------ RECORD EXCERPTS

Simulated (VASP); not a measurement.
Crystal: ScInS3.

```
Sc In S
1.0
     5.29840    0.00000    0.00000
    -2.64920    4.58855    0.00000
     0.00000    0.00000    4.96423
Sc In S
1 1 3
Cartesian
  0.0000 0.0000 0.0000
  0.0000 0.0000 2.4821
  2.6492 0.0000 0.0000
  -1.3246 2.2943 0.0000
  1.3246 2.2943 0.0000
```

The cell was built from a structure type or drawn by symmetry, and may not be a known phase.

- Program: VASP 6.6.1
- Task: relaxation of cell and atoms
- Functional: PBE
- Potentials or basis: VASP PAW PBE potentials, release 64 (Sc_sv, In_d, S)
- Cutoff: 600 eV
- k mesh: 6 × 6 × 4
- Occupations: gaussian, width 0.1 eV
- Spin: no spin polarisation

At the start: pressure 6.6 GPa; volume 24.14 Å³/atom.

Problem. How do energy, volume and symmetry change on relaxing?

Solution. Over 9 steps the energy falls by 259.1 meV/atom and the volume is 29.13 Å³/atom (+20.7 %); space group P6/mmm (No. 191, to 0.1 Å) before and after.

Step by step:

------------

• [WORK INSTRUCTION]
All that belongs in the answer is an exact copy of the lines from the start of the records above through the line with "- Occupations: gaussian, width 0.1 eV".

• [ANSWER AREA]
Simulated (VASP); not a measurement.
Crystal: ScInS3.

```
Sc In S
1.0
     5.29840    0.00000    0.00000
    -2.64920    4.58855    0.00000
     0.00000    0.00000    4.96423
Sc In S
1 1 3
Cartesian
  0.0000 0.0000 0.0000
  0.0000 0.0000 2.4821
  2.6492 0.0000 0.0000
  -1.3246 2.2943 0.0000
  1.3246 2.2943 0.0000
```

The cell was built from a structure type or drawn by symmetry, and may not be a known phase.

- Program: VASP 6.6.1
- Task: relaxation of cell and atoms
- Functional: PBE
- Potentials or basis: VASP PAW PBE potentials, release 64 (Sc_sv, In_d, S)
- Cutoff: 600 eV
- k mesh: 6 × 6 × 4
- Occupations: gaussian, width 0.1 eV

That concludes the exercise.